• [Work order]: In the listing below, find the line with "no spin polarisation" and the line with "Answer: Pressure -40.7 GPa.". Repeat those two lines and all lines between them exactly.

• [Extracted information]:
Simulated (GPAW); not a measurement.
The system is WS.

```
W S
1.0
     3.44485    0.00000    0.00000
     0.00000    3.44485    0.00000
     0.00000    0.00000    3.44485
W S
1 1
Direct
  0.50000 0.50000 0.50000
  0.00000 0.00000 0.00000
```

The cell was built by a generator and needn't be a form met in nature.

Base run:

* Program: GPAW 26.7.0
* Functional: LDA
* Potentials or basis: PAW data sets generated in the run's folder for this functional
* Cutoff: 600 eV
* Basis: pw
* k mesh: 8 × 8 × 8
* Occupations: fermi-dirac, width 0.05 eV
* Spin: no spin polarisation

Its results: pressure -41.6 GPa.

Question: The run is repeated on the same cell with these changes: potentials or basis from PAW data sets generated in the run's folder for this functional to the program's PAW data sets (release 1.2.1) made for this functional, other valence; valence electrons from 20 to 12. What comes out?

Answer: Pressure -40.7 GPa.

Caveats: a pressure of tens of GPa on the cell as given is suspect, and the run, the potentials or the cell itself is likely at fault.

• [Your solution]:
* Spin: no spin polarisation

Its results: pressure -41.6 GPa.

Question: The run is repeated on the same cell with these changes: potentials or basis from PAW data sets generated in the run's folder for this functional to the program's PAW data sets (release 1.2.1) made for this functional, other valence; valence electrons from 20 to 12. What comes out?

Answer: Pressure -40.7 GPa.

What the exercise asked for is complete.